-=-=-=-=-
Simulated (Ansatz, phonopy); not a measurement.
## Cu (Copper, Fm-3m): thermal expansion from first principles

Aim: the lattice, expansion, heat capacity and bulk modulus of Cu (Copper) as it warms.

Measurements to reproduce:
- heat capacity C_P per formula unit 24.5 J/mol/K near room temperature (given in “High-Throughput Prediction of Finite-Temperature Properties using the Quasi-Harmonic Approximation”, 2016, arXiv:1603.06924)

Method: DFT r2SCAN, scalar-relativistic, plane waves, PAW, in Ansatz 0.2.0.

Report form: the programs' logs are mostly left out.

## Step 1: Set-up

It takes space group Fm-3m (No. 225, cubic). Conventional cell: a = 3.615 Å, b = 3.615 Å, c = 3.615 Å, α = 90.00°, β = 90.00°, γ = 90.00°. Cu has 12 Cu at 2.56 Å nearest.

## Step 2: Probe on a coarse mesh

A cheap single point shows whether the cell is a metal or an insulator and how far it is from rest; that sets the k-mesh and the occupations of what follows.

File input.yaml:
-=-=-=-=-

| Work request |
In full and exactly, transcribe the material above.

| Answer space |
Simulated (Ansatz, phonopy); not a measurement.
## Cu (Copper, Fm-3m): thermal expansion from first principles

Aim: the lattice, expansion, heat capacity and bulk modulus of Cu (Copper) as it warms.

Measurements to reproduce:
- heat capacity C_P per formula unit 24.5 J/mol/K near room temperature (given in “High-Throughput Prediction of Finite-Temperature Properties using the Quasi-Harmonic Approximation”, 2016, arXiv:1603.06924)

Method: DFT r2SCAN, scalar-relativistic, plane waves, PAW, in Ansatz 0.2.0.

Report form: the programs' logs are mostly left out.

## Step 1: Set-up

It takes space group Fm-3m (No. 225, cubic). Conventional cell: a = 3.615 Å, b = 3.615 Å, c = 3.615 Å, α = 90.00°, β = 90.00°, γ = 90.00°. Cu has 12 Cu at 2.56 Å nearest.

## Step 2: Probe on a coarse mesh

A cheap single point shows whether the cell is a metal or an insulator and how far it is from rest; that sets the k-mesh and the occupations of what follows.

File input.yaml:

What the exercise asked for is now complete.